DATASET EXCERPTS:
────────────────────────────────────────
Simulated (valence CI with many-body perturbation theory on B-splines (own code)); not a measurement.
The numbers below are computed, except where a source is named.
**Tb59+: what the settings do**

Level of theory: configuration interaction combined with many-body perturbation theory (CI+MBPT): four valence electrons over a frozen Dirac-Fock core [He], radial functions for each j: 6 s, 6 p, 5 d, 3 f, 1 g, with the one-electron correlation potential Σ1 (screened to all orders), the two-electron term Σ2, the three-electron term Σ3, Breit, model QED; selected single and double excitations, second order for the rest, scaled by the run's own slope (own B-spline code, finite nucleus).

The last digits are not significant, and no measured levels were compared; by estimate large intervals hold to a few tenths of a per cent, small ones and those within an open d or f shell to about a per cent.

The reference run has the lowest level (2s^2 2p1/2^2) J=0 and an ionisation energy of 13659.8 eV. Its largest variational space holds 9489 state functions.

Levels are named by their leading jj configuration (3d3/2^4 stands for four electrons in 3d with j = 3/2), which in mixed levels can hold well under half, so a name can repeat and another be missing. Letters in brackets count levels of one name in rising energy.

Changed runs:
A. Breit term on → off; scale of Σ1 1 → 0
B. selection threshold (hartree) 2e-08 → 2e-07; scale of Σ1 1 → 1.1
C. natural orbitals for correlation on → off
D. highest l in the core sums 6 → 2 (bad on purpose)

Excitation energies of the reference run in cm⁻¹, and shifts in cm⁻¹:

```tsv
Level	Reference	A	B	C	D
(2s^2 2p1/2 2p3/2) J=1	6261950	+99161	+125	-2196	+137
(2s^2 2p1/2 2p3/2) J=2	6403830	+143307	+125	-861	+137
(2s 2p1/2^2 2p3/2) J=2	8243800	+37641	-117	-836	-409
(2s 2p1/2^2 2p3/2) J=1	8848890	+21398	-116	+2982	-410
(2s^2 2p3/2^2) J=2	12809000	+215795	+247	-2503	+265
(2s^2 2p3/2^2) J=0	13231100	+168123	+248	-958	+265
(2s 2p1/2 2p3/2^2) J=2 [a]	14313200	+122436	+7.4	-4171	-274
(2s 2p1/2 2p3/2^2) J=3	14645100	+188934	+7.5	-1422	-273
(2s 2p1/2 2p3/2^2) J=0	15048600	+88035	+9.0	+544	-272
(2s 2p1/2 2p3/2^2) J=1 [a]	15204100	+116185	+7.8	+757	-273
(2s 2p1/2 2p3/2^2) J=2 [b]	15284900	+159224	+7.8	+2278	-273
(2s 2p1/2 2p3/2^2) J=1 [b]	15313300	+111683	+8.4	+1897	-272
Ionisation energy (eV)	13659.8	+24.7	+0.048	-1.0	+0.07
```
────────────────────────────────────────

TASK ITEM:
Exactly repeat the lines above, from the opening line through the one with "The reference run has", and include nothing else.

ANSWER SECTION:
Simulated (valence CI with many-body perturbation theory on B-splines (own code)); not a measurement.
The numbers below are computed, except where a source is named.
**Tb59+: what the settings do**

Level of theory: configuration interaction combined with many-body perturbation theory (CI+MBPT): four valence electrons over a frozen Dirac-Fock core [He], radial functions for each j: 6 s, 6 p, 5 d, 3 f, 1 g, with the one-electron correlation potential Σ1 (screened to all orders), the two-electron term Σ2, the three-electron term Σ3, Breit, model QED; selected single and double excitations, second order for the rest, scaled by the run's own slope (own B-spline code, finite nucleus).

The last digits are not significant, and no measured levels were compared; by estimate large intervals hold to a few tenths of a per cent, small ones and those within an open d or f shell to about a per cent.

The reference run has the lowest level (2s^2 2p1/2^2) J=0 and an ionisation energy of 13659.8 eV. Its largest variational space holds 9489 state functions.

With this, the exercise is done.